:: Work request ::
Nothing in the records may be left out or altered; reproduce them all exactly.

:::::

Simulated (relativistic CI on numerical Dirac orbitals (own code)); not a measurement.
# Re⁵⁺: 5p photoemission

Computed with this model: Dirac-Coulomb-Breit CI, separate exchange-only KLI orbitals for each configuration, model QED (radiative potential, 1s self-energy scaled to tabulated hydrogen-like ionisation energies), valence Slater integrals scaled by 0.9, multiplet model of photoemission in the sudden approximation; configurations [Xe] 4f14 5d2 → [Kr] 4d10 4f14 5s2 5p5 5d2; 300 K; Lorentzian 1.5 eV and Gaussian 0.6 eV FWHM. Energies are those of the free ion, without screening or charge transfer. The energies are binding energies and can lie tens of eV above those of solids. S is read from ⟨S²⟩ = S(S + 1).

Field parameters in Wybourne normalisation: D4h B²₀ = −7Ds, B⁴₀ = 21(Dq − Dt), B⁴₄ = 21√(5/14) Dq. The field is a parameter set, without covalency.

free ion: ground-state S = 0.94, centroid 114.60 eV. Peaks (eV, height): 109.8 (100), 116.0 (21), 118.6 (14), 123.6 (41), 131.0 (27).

:::::

:: Task response ::
Simulated (relativistic CI on numerical Dirac orbitals (own code)); not a measurement.
# Re⁵⁺: 5p photoemission

Computed with this model: Dirac-Coulomb-Breit CI, separate exchange-only KLI orbitals for each configuration, model QED (radiative potential, 1s self-energy scaled to tabulated hydrogen-like ionisation energies), valence Slater integrals scaled by 0.9, multiplet model of photoemission in the sudden approximation; configurations [Xe] 4f14 5d2 → [Kr] 4d10 4f14 5s2 5p5 5d2; 300 K; Lorentzian 1.5 eV and Gaussian 0.6 eV FWHM. Energies are those of the free ion, without screening or charge transfer. The energies are binding energies and can lie tens of eV above those of solids. S is read from ⟨S²⟩ = S(S + 1).

Field parameters in Wybourne normalisation: D4h B²₀ = −7Ds, B⁴₀ = 21(Dq − Dt), B⁴₄ = 21√(5/14) Dq. The field is a parameter set, without covalency.

free ion: ground-state S = 0.94, centroid 114.60 eV. Peaks (eV, height): 109.8 (100), 116.0 (21), 118.6 (14), 123.6 (41), 131.0 (27).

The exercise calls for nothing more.